======== Data shown ========

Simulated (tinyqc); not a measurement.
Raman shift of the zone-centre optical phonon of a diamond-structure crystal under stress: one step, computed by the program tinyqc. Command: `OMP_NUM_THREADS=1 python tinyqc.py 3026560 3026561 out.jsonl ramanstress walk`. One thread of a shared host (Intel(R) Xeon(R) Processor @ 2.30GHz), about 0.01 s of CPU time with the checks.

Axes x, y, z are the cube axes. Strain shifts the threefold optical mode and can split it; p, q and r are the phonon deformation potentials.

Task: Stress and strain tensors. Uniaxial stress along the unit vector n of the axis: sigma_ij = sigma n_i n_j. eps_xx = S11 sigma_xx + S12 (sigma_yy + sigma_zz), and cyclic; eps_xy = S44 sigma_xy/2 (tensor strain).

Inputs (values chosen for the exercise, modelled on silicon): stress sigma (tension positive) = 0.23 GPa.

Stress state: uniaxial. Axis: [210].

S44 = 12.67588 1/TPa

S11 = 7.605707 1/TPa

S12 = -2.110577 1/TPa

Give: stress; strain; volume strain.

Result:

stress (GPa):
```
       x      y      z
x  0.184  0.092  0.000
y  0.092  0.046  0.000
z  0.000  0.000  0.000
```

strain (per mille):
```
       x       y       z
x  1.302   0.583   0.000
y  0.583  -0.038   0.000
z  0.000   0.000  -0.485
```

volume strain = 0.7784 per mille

========

> **Assignment**
For this exercise, return the material above in full and exactly.

> **Answer space**
Simulated (tinyqc); not a measurement.
Raman shift of the zone-centre optical phonon of a diamond-structure crystal under stress: one step, computed by the program tinyqc. Command: `OMP_NUM_THREADS=1 python tinyqc.py 3026560 3026561 out.jsonl ramanstress walk`. One thread of a shared host (Intel(R) Xeon(R) Processor @ 2.30GHz), about 0.01 s of CPU time with the checks.

Axes x, y, z are the cube axes. Strain shifts the threefold optical mode and can split it; p, q and r are the phonon deformation potentials.

Task: Stress and strain tensors. Uniaxial stress along the unit vector n of the axis: sigma_ij = sigma n_i n_j. eps_xx = S11 sigma_xx + S12 (sigma_yy + sigma_zz), and cyclic; eps_xy = S44 sigma_xy/2 (tensor strain).

Inputs (values chosen for the exercise, modelled on silicon): stress sigma (tension positive) = 0.23 GPa.

Stress state: uniaxial. Axis: [210].

S44 = 12.67588 1/TPa

S11 = 7.605707 1/TPa

S12 = -2.110577 1/TPa

Give: stress; strain; volume strain.

Result:

stress (GPa):
```
       x      y      z
x  0.184  0.092  0.000
y  0.092  0.046  0.000
z  0.000  0.000  0.000
```

strain (per mille):
```
       x       y       z
x  1.302   0.583   0.000
y  0.583  -0.038   0.000
z  0.000   0.000  -0.485
```

volume strain = 0.7784 per mille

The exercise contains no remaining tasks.